─── Data to examine ───

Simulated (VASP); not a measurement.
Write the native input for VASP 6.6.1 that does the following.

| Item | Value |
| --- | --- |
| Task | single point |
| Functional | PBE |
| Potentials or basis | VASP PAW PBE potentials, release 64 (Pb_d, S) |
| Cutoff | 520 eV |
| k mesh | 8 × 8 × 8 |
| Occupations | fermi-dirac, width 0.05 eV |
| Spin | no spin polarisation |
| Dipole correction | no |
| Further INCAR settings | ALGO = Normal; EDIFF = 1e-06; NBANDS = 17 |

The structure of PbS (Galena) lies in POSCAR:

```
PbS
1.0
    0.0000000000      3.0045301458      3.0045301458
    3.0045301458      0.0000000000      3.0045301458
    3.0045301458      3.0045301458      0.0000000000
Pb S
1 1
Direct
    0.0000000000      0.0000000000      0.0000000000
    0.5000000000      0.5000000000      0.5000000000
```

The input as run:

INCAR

───

## Activity
The full listing, top to bottom: write it out again exactly.

## Task response
Simulated (VASP); not a measurement.
Write the native input for VASP 6.6.1 that does the following.

| Item | Value |
| --- | --- |
| Task | single point |
| Functional | PBE |
| Potentials or basis | VASP PAW PBE potentials, release 64 (Pb_d, S) |
| Cutoff | 520 eV |
| k mesh | 8 × 8 × 8 |
| Occupations | fermi-dirac, width 0.05 eV |
| Spin | no spin polarisation |
| Dipole correction | no |
| Further INCAR settings | ALGO = Normal; EDIFF = 1e-06; NBANDS = 17 |

The structure of PbS (Galena) lies in POSCAR:

```
PbS
1.0
    0.0000000000      3.0045301458      3.0045301458
    3.0045301458      0.0000000000      3.0045301458
    3.0045301458      3.0045301458      0.0000000000
Pb S
1 1
Direct
    0.0000000000      0.0000000000      0.0000000000
    0.5000000000      0.5000000000      0.5000000000
```

The input as run:

INCAR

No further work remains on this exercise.